(Data extracts):
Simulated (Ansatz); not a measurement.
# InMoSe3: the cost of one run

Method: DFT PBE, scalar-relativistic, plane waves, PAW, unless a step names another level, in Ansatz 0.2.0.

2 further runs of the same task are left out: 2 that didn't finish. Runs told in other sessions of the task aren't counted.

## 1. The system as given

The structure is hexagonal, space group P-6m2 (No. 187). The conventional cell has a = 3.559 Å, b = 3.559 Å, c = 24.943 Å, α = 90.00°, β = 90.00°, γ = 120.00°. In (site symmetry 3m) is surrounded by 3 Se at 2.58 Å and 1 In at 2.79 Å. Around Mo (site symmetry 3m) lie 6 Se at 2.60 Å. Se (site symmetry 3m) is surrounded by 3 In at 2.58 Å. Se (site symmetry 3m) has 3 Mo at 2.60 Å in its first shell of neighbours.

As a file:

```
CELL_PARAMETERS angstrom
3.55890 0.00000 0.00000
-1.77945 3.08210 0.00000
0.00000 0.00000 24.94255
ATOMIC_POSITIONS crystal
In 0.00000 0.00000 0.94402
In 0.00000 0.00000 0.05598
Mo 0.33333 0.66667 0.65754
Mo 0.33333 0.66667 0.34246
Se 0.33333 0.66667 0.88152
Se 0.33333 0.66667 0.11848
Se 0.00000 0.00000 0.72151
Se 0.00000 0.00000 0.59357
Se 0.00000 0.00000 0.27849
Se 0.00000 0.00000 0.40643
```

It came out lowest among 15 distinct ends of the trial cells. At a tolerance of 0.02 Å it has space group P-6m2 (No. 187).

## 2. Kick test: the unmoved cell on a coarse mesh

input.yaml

(Assigned task):
Your response should hold the lines from the first line of the entries above through the line with "## 2. Kick test: the", each retyped exactly, and nothing else.

(Task response):
Simulated (Ansatz); not a measurement.
# InMoSe3: the cost of one run

Method: DFT PBE, scalar-relativistic, plane waves, PAW, unless a step names another level, in Ansatz 0.2.0.

2 further runs of the same task are left out: 2 that didn't finish. Runs told in other sessions of the task aren't counted.

## 1. The system as given

The structure is hexagonal, space group P-6m2 (No. 187). The conventional cell has a = 3.559 Å, b = 3.559 Å, c = 24.943 Å, α = 90.00°, β = 90.00°, γ = 120.00°. In (site symmetry 3m) is surrounded by 3 Se at 2.58 Å and 1 In at 2.79 Å. Around Mo (site symmetry 3m) lie 6 Se at 2.60 Å. Se (site symmetry 3m) is surrounded by 3 In at 2.58 Å. Se (site symmetry 3m) has 3 Mo at 2.60 Å in its first shell of neighbours.

As a file:

```
CELL_PARAMETERS angstrom
3.55890 0.00000 0.00000
-1.77945 3.08210 0.00000
0.00000 0.00000 24.94255
ATOMIC_POSITIONS crystal
In 0.00000 0.00000 0.94402
In 0.00000 0.00000 0.05598
Mo 0.33333 0.66667 0.65754
Mo 0.33333 0.66667 0.34246
Se 0.33333 0.66667 0.88152
Se 0.33333 0.66667 0.11848
Se 0.00000 0.00000 0.72151
Se 0.00000 0.00000 0.59357
Se 0.00000 0.00000 0.27849
Se 0.00000 0.00000 0.40643
```

It came out lowest among 15 distinct ends of the trial cells. At a tolerance of 0.02 Å it has space group P-6m2 (No. 187).

## 2. Kick test: the unmoved cell on a coarse mesh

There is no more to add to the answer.